Exercise:
Below are records; quote them exactly from the first line through the line that contains "Ansatz ran all-electron".

☆ ☆ ☆ ☆ ☆ ☆ ☆
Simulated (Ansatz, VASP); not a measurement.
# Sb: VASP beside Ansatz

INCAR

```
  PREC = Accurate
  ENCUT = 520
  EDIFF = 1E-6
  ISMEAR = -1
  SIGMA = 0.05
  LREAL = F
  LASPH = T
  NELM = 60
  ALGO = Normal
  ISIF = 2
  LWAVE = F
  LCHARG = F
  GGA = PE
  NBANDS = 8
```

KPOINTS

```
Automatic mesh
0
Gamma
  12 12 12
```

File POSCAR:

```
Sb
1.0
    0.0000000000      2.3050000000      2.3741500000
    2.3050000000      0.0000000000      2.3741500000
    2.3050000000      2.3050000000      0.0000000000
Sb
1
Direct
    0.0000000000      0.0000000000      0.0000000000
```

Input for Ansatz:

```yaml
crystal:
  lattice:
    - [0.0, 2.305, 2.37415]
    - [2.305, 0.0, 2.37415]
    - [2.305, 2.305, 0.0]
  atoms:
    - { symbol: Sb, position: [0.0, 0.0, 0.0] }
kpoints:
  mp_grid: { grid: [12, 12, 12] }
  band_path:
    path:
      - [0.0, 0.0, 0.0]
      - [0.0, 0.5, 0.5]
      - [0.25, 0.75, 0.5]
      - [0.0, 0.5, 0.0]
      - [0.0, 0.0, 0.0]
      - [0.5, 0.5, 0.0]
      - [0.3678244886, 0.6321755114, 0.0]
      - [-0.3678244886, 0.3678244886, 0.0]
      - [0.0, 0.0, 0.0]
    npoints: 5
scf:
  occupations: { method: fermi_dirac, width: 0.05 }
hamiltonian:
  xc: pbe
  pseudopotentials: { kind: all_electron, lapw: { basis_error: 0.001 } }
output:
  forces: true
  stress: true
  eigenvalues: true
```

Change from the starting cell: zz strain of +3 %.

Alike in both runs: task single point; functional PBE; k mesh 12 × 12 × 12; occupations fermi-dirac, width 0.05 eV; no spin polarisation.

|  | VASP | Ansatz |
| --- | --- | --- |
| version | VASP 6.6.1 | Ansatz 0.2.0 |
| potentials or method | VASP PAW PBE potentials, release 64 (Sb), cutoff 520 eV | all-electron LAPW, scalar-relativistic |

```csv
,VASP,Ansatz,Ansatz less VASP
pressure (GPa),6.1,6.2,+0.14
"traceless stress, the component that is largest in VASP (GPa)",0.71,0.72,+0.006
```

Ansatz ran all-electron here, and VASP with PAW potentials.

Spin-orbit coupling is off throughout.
☆ ☆ ☆ ☆ ☆ ☆ ☆

Problem solution:
Simulated (Ansatz, VASP); not a measurement.
# Sb: VASP beside Ansatz

INCAR

```
  PREC = Accurate
  ENCUT = 520
  EDIFF = 1E-6
  ISMEAR = -1
  SIGMA = 0.05
  LREAL = F
  LASPH = T
  NELM = 60
  ALGO = Normal
  ISIF = 2
  LWAVE = F
  LCHARG = F
  GGA = PE
  NBANDS = 8
```

KPOINTS

```
Automatic mesh
0
Gamma
  12 12 12
```

File POSCAR:

```
Sb
1.0
    0.0000000000      2.3050000000      2.3741500000
    2.3050000000      0.0000000000      2.3741500000
    2.3050000000      2.3050000000      0.0000000000
Sb
1
Direct
    0.0000000000      0.0000000000      0.0000000000
```

Input for Ansatz:

```yaml
crystal:
  lattice:
    - [0.0, 2.305, 2.37415]
    - [2.305, 0.0, 2.37415]
    - [2.305, 2.305, 0.0]
  atoms:
    - { symbol: Sb, position: [0.0, 0.0, 0.0] }
kpoints:
  mp_grid: { grid: [12, 12, 12] }
  band_path:
    path:
      - [0.0, 0.0, 0.0]
      - [0.0, 0.5, 0.5]
      - [0.25, 0.75, 0.5]
      - [0.0, 0.5, 0.0]
      - [0.0, 0.0, 0.0]
      - [0.5, 0.5, 0.0]
      - [0.3678244886, 0.6321755114, 0.0]
      - [-0.3678244886, 0.3678244886, 0.0]
      - [0.0, 0.0, 0.0]
    npoints: 5
scf:
  occupations: { method: fermi_dirac, width: 0.05 }
hamiltonian:
  xc: pbe
  pseudopotentials: { kind: all_electron, lapw: { basis_error: 0.001 } }
output:
  forces: true
  stress: true
  eigenvalues: true
```

Change from the starting cell: zz strain of +3 %.

Alike in both runs: task single point; functional PBE; k mesh 12 × 12 × 12; occupations fermi-dirac, width 0.05 eV; no spin polarisation.

|  | VASP | Ansatz |
| --- | --- | --- |
| version | VASP 6.6.1 | Ansatz 0.2.0 |
| potentials or method | VASP PAW PBE potentials, release 64 (Sb), cutoff 520 eV | all-electron LAPW, scalar-relativistic |

```csv
,VASP,Ansatz,Ansatz less VASP
pressure (GPa),6.1,6.2,+0.14
"traceless stress, the component that is largest in VASP (GPa)",0.71,0.72,+0.006
```

Ansatz ran all-electron here, and VASP with PAW potentials.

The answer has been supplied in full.